ASSIGNMENT → Print the lines of the data, starting with the first, up to and including the line where "Problem. For the" appears.

INFORMATION GIVEN →
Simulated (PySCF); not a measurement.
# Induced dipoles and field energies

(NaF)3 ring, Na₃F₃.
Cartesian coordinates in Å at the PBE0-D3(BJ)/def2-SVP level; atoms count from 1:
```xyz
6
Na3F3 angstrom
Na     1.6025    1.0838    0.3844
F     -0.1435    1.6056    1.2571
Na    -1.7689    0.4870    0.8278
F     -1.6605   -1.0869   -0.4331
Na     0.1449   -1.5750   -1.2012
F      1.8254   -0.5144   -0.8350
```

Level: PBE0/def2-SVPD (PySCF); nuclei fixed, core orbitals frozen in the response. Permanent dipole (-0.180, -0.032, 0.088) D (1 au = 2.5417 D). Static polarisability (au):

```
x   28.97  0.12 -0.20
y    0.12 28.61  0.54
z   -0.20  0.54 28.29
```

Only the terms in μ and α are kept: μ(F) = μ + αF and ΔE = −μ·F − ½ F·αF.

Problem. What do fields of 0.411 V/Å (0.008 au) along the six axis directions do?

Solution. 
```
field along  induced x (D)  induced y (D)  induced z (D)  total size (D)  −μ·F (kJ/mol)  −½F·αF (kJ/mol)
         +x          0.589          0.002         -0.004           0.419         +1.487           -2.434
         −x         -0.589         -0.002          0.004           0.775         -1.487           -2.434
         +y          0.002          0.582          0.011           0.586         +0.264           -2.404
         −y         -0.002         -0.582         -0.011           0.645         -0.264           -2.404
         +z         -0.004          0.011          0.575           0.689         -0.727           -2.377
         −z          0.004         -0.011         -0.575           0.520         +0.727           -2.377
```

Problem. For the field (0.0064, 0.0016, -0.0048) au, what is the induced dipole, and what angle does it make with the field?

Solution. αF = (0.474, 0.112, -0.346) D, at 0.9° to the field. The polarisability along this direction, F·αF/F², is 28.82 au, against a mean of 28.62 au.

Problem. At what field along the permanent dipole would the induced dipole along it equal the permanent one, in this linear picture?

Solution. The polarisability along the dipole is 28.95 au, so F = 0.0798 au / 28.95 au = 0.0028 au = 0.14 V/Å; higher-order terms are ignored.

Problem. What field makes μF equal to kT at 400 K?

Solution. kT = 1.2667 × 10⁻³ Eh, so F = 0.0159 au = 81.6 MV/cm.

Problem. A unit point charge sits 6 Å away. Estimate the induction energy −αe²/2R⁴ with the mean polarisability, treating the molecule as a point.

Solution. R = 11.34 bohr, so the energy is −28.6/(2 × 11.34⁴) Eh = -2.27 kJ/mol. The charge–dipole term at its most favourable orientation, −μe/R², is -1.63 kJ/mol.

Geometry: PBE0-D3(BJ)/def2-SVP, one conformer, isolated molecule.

TASK RESPONSE →
Simulated (PySCF); not a measurement.
# Induced dipoles and field energies

(NaF)3 ring, Na₃F₃.
Cartesian coordinates in Å at the PBE0-D3(BJ)/def2-SVP level; atoms count from 1:
```xyz
6
Na3F3 angstrom
Na     1.6025    1.0838    0.3844
F     -0.1435    1.6056    1.2571
Na    -1.7689    0.4870    0.8278
F     -1.6605   -1.0869   -0.4331
Na     0.1449   -1.5750   -1.2012
F      1.8254   -0.5144   -0.8350
```

Level: PBE0/def2-SVPD (PySCF); nuclei fixed, core orbitals frozen in the response. Permanent dipole (-0.180, -0.032, 0.088) D (1 au = 2.5417 D). Static polarisability (au):

```
x   28.97  0.12 -0.20
y    0.12 28.61  0.54
z   -0.20  0.54 28.29
```

Only the terms in μ and α are kept: μ(F) = μ + αF and ΔE = −μ·F − ½ F·αF.

Problem. What do fields of 0.411 V/Å (0.008 au) along the six axis directions do?

Solution. 
```
field along  induced x (D)  induced y (D)  induced z (D)  total size (D)  −μ·F (kJ/mol)  −½F·αF (kJ/mol)
         +x          0.589          0.002         -0.004           0.419         +1.487           -2.434
         −x         -0.589         -0.002          0.004           0.775         -1.487           -2.434
         +y          0.002          0.582          0.011           0.586         +0.264           -2.404
         −y         -0.002         -0.582         -0.011           0.645         -0.264           -2.404
         +z         -0.004          0.011          0.575           0.689         -0.727           -2.377
         −z          0.004         -0.011         -0.575           0.520         +0.727           -2.377
```

Problem. For the field (0.0064, 0.0016, -0.0048) au, what is the induced dipole, and what angle does it make with the field?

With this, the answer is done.